**Work task**
The full listing should be set down again precisely.

☆ ☆ ☆

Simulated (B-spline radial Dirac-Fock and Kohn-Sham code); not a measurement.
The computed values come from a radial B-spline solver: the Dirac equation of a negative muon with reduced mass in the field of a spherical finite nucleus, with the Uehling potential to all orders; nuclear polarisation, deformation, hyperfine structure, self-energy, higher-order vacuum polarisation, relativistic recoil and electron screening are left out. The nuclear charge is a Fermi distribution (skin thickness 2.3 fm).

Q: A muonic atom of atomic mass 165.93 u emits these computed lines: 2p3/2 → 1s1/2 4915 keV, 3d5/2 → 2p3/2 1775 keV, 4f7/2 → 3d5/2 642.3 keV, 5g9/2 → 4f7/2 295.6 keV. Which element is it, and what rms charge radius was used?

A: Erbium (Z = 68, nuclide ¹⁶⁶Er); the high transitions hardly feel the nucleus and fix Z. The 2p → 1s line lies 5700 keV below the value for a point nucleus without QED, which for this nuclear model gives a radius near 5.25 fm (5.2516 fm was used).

☆ ☆ ☆

**Result**
Simulated (B-spline radial Dirac-Fock and Kohn-Sham code); not a measurement.
The computed values come from a radial B-spline solver: the Dirac equation of a negative muon with reduced mass in the field of a spherical finite nucleus, with the Uehling potential to all orders; nuclear polarisation, deformation, hyperfine structure, self-energy, higher-order vacuum polarisation, relativistic recoil and electron screening are left out. The nuclear charge is a Fermi distribution (skin thickness 2.3 fm).

Q: A muonic atom of atomic mass 165.93 u emits these computed lines: 2p3/2 → 1s1/2 4915 keV, 3d5/2 → 2p3/2 1775 keV, 4f7/2 → 3d5/2 642.3 keV, 5g9/2 → 4f7/2 295.6 keV. Which element is it, and what rms charge radius was used?

A: Erbium (Z = 68, nuclide ¹⁶⁶Er); the high transitions hardly feel the nucleus and fix Z. The 2p → 1s line lies 5700 keV below the value for a point nucleus without QED, which for this nuclear model gives a radius near 5.25 fm (5.2516 fm was used).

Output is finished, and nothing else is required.